Segment Open

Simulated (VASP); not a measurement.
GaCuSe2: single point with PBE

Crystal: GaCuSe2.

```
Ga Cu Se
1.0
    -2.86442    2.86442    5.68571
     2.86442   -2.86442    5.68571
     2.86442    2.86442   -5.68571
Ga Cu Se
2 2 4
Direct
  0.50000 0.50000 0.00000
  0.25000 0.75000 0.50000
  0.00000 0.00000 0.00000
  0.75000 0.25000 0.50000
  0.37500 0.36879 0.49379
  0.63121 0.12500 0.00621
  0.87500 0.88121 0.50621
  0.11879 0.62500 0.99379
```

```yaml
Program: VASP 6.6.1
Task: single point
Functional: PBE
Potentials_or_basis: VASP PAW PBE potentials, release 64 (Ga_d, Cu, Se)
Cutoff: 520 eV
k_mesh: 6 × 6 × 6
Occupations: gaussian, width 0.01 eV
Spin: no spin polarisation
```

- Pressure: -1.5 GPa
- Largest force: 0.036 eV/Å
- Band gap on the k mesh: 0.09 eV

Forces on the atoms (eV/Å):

Segment Closed

Task item: Return all of the listing above exactly, leaving nothing out.

Exercise output:
Simulated (VASP); not a measurement.
GaCuSe2: single point with PBE

Crystal: GaCuSe2.

```
Ga Cu Se
1.0
    -2.86442    2.86442    5.68571
     2.86442   -2.86442    5.68571
     2.86442    2.86442   -5.68571
Ga Cu Se
2 2 4
Direct
  0.50000 0.50000 0.00000
  0.25000 0.75000 0.50000
  0.00000 0.00000 0.00000
  0.75000 0.25000 0.50000
  0.37500 0.36879 0.49379
  0.63121 0.12500 0.00621
  0.87500 0.88121 0.50621
  0.11879 0.62500 0.99379
```

```yaml
Program: VASP 6.6.1
Task: single point
Functional: PBE
Potentials_or_basis: VASP PAW PBE potentials, release 64 (Ga_d, Cu, Se)
Cutoff: 520 eV
k_mesh: 6 × 6 × 6
Occupations: gaussian, width 0.01 eV
Spin: no spin polarisation
```

- Pressure: -1.5 GPa
- Largest force: 0.036 eV/Å
- Band gap on the k mesh: 0.09 eV

Forces on the atoms (eV/Å):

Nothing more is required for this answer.